WORK ITEM »
Quote only the lines from the top of the listing below down to and including the line with "Levels at points".

ENTRIES SHOWN »
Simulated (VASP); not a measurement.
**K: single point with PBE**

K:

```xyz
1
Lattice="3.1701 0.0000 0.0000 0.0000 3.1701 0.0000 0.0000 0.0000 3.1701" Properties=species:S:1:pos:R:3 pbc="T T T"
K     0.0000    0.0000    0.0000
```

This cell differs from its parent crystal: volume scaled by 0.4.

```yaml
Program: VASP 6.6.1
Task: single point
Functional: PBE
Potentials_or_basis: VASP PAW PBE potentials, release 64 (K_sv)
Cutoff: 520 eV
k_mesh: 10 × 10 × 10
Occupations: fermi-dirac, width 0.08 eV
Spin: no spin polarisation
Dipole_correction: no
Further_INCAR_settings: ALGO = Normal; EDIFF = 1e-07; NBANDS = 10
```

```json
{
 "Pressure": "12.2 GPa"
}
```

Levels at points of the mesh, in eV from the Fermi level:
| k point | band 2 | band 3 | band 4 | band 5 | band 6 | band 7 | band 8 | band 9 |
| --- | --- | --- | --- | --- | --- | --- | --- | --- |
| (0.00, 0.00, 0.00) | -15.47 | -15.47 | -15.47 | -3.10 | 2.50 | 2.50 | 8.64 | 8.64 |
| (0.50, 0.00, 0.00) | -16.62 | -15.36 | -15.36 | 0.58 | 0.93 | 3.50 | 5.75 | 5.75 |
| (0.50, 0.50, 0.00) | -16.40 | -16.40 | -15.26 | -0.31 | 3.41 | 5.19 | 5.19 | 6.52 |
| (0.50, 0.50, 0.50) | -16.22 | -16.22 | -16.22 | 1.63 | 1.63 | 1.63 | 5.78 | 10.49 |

RESPONSE »
Simulated (VASP); not a measurement.
**K: single point with PBE**

K:

```xyz
1
Lattice="3.1701 0.0000 0.0000 0.0000 3.1701 0.0000 0.0000 0.0000 3.1701" Properties=species:S:1:pos:R:3 pbc="T T T"
K     0.0000    0.0000    0.0000
```

This cell differs from its parent crystal: volume scaled by 0.4.

```yaml
Program: VASP 6.6.1
Task: single point
Functional: PBE
Potentials_or_basis: VASP PAW PBE potentials, release 64 (K_sv)
Cutoff: 520 eV
k_mesh: 10 × 10 × 10
Occupations: fermi-dirac, width 0.08 eV
Spin: no spin polarisation
Dipole_correction: no
Further_INCAR_settings: ALGO = Normal; EDIFF = 1e-07; NBANDS = 10
```

```json
{
 "Pressure": "12.2 GPa"
}
```

Levels at points of the mesh, in eV from the Fermi level:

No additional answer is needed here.